# Required action
Please copy out the entries below exactly, beginning with the line that contains "One table of" and ending with the line that contains "As computed: Re", and include nothing outside that span.

# Dataset
++++++++++
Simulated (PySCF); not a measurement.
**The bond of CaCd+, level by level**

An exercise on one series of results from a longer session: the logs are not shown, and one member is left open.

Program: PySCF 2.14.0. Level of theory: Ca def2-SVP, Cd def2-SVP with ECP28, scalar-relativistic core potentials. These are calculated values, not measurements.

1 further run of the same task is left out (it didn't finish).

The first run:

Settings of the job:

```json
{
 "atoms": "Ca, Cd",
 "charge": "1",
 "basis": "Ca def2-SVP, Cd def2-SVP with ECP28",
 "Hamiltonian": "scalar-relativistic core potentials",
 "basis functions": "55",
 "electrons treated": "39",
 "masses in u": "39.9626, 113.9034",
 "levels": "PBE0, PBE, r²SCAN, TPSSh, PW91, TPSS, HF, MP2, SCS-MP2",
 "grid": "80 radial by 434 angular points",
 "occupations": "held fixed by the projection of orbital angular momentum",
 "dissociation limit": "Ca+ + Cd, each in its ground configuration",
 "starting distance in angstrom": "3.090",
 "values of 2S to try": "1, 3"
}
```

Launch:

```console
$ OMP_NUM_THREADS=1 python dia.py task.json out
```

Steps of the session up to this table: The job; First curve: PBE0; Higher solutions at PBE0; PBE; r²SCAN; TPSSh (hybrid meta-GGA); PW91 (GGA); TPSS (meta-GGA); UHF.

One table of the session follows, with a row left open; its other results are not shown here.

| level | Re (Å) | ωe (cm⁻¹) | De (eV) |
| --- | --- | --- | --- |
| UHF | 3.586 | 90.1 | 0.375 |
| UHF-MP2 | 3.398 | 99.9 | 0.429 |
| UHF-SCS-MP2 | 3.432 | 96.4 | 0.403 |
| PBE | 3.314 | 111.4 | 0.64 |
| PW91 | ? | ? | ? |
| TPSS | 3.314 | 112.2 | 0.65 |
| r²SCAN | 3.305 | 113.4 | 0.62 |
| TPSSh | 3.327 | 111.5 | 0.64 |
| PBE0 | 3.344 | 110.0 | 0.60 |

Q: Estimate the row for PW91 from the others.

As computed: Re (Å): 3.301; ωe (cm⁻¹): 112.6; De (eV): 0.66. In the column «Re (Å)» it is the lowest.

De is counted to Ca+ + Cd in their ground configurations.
++++++++++

# Response
One table of the session follows, with a row left open; its other results are not shown here.

| level | Re (Å) | ωe (cm⁻¹) | De (eV) |
| --- | --- | --- | --- |
| UHF | 3.586 | 90.1 | 0.375 |
| UHF-MP2 | 3.398 | 99.9 | 0.429 |
| UHF-SCS-MP2 | 3.432 | 96.4 | 0.403 |
| PBE | 3.314 | 111.4 | 0.64 |
| PW91 | ? | ? | ? |
| TPSS | 3.314 | 112.2 | 0.65 |
| r²SCAN | 3.305 | 113.4 | 0.62 |
| TPSSh | 3.327 | 111.5 | 0.64 |
| PBE0 | 3.344 | 110.0 | 0.60 |

Q: Estimate the row for PW91 from the others.

As computed: Re (Å): 3.301; ωe (cm⁻¹): 112.6; De (eV): 0.66. In the column «Re (Å)» it is the lowest.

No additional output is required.